Recorded information:
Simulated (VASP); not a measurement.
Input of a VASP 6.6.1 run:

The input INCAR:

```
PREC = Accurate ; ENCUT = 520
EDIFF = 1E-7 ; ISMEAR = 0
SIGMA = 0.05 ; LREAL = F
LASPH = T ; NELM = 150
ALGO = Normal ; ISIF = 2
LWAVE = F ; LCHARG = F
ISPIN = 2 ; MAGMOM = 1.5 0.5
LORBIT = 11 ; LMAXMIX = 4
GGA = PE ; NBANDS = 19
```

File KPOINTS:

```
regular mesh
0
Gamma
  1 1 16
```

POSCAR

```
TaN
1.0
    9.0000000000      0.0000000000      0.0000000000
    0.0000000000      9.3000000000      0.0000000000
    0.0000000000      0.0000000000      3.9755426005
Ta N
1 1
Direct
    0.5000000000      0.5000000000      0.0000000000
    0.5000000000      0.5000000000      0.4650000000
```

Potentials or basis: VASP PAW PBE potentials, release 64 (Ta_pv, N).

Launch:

Activity: Print all the lines exactly as they occur in the listing.

Answer section:
Simulated (VASP); not a measurement.
Input of a VASP 6.6.1 run:

The input INCAR:

```
PREC = Accurate ; ENCUT = 520
EDIFF = 1E-7 ; ISMEAR = 0
SIGMA = 0.05 ; LREAL = F
LASPH = T ; NELM = 150
ALGO = Normal ; ISIF = 2
LWAVE = F ; LCHARG = F
ISPIN = 2 ; MAGMOM = 1.5 0.5
LORBIT = 11 ; LMAXMIX = 4
GGA = PE ; NBANDS = 19
```

File KPOINTS:

```
regular mesh
0
Gamma
  1 1 16
```

POSCAR

```
TaN
1.0
    9.0000000000      0.0000000000      0.0000000000
    0.0000000000      9.3000000000      0.0000000000
    0.0000000000      0.0000000000      3.9755426005
Ta N
1 1
Direct
    0.5000000000      0.5000000000      0.0000000000
    0.5000000000      0.5000000000      0.4650000000
```

Potentials or basis: VASP PAW PBE potentials, release 64 (Ta_pv, N).

Launch:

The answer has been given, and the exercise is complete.